Please write out the listing beneath this sentence exactly, from its first line to the line with "# Computed records: SiC", and stop there.

— EXTRACTED DATA —
>>>>
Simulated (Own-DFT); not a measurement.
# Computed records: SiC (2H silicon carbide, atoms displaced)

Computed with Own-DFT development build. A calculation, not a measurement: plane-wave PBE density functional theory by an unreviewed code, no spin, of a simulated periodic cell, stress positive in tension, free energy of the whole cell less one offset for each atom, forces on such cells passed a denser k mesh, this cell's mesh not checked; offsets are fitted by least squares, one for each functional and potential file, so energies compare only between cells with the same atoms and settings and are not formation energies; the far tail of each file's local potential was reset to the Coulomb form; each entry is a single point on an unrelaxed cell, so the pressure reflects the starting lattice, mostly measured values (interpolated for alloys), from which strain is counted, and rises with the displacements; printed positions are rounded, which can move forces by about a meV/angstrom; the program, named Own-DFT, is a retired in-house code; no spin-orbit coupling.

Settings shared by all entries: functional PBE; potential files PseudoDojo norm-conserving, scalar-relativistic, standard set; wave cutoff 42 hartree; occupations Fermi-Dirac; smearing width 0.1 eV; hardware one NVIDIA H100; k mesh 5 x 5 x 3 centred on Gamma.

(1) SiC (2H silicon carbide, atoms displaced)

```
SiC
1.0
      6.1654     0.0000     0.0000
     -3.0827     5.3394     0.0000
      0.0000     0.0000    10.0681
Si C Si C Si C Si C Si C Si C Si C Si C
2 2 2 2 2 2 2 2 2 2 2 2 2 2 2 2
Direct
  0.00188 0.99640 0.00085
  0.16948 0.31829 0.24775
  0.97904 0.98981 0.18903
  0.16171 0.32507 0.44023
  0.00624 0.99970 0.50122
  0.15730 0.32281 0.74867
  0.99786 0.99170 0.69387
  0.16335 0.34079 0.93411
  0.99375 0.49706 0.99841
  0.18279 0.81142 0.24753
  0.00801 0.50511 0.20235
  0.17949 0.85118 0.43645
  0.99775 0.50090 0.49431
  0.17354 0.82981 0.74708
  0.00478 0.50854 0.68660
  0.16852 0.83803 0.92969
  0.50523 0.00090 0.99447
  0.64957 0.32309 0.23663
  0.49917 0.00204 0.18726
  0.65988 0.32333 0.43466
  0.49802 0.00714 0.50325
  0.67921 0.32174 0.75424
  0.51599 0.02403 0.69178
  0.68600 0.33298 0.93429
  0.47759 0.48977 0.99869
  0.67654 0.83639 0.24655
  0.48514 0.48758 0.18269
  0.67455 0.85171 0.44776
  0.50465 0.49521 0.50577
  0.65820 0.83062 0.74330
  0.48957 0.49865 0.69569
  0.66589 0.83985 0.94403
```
<<<<

— WRITTEN ANSWER —
Simulated (Own-DFT); not a measurement.
# Computed records: SiC (2H silicon carbide, atoms displaced)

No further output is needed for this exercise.